*Work item:*
Please give the records below back in full, exactly as shown.

*Information shown:*
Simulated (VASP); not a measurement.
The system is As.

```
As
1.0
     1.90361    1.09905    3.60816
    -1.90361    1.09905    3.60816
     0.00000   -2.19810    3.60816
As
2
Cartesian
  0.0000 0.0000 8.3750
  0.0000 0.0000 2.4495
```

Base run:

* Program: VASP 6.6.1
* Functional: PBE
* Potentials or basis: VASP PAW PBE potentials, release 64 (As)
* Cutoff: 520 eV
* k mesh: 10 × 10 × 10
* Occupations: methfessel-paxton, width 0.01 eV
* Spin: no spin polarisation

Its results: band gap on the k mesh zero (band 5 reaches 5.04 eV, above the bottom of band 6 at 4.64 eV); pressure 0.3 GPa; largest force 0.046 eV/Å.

*Worked solution:*
Simulated (VASP); not a measurement.
The system is As.

```
As
1.0
     1.90361    1.09905    3.60816
    -1.90361    1.09905    3.60816
     0.00000   -2.19810    3.60816
As
2
Cartesian
  0.0000 0.0000 8.3750
  0.0000 0.0000 2.4495
```

Base run:

* Program: VASP 6.6.1
* Functional: PBE
* Potentials or basis: VASP PAW PBE potentials, release 64 (As)
* Cutoff: 520 eV
* k mesh: 10 × 10 × 10
* Occupations: methfessel-paxton, width 0.01 eV
* Spin: no spin polarisation

Its results: band gap on the k mesh zero (band 5 reaches 5.04 eV, above the bottom of band 6 at 4.64 eV); pressure 0.3 GPa; largest force 0.046 eV/Å.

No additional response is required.